§ §
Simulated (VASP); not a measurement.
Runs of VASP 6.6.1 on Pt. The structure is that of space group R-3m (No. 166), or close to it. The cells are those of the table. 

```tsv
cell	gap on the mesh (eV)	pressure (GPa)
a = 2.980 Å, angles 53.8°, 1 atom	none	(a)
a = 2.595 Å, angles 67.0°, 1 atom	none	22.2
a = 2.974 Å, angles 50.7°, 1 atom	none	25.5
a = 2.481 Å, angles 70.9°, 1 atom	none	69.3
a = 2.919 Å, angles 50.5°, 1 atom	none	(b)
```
§ §

*EXERCISE*
When you answer, return the records above exactly as they stand.

*RESPONSE BOX*
Simulated (VASP); not a measurement.
Runs of VASP 6.6.1 on Pt. The structure is that of space group R-3m (No. 166), or close to it. The cells are those of the table. 

```tsv
cell	gap on the mesh (eV)	pressure (GPa)
a = 2.980 Å, angles 53.8°, 1 atom	none	(a)
a = 2.595 Å, angles 67.0°, 1 atom	none	22.2
a = 2.974 Å, angles 50.7°, 1 atom	none	25.5
a = 2.481 Å, angles 70.9°, 1 atom	none	69.3
a = 2.919 Å, angles 50.5°, 1 atom	none	(b)
```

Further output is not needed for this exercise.